◆ DATASET CONTENT:
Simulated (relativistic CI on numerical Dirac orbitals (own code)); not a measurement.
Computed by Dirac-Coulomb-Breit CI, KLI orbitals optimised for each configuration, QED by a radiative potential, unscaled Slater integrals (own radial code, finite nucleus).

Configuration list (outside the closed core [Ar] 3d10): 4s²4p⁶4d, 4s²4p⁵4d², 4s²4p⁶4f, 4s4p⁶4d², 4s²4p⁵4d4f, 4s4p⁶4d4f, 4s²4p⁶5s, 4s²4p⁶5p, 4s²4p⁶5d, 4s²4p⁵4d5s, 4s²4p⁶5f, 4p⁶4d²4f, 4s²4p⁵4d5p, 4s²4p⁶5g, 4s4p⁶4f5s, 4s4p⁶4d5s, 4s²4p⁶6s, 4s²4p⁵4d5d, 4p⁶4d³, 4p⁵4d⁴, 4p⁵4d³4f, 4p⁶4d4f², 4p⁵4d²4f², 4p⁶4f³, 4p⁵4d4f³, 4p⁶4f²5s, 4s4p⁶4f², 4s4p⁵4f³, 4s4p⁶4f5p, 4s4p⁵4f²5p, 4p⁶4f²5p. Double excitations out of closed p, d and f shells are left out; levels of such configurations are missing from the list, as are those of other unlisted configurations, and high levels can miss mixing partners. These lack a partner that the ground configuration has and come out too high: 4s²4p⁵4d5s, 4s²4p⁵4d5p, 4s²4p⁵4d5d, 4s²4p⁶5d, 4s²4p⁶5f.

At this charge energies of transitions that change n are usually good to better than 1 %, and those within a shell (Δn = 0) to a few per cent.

◆ BRIEF: All lines above from the one containing "Computed by Dirac-Coulomb-Breit" to the one containing "Configuration list (outside" must be repeated exactly, both lines included, and no others.

◆ EXERCISE RESULT:
Computed by Dirac-Coulomb-Breit CI, KLI orbitals optimised for each configuration, QED by a radiative potential, unscaled Slater integrals (own radial code, finite nucleus).

Configuration list (outside the closed core [Ar] 3d10): 4s²4p⁶4d, 4s²4p⁵4d², 4s²4p⁶4f, 4s4p⁶4d², 4s²4p⁵4d4f, 4s4p⁶4d4f, 4s²4p⁶5s, 4s²4p⁶5p, 4s²4p⁶5d, 4s²4p⁵4d5s, 4s²4p⁶5f, 4p⁶4d²4f, 4s²4p⁵4d5p, 4s²4p⁶5g, 4s4p⁶4f5s, 4s4p⁶4d5s, 4s²4p⁶6s, 4s²4p⁵4d5d, 4p⁶4d³, 4p⁵4d⁴, 4p⁵4d³4f, 4p⁶4d4f², 4p⁵4d²4f², 4p⁶4f³, 4p⁵4d4f³, 4p⁶4f²5s, 4s4p⁶4f², 4s4p⁵4f³, 4s4p⁶4f5p, 4s4p⁵4f²5p, 4p⁶4f²5p. Double excitations out of closed p, d and f shells are left out; levels of such configurations are missing from the list, as are those of other unlisted configurations, and high levels can miss mixing partners. These lack a partner that the ground configuration has and come out too high: 4s²4p⁵4d5s, 4s²4p⁵4d5p, 4s²4p⁵4d5d, 4s²4p⁶5d, 4s²4p⁶5f.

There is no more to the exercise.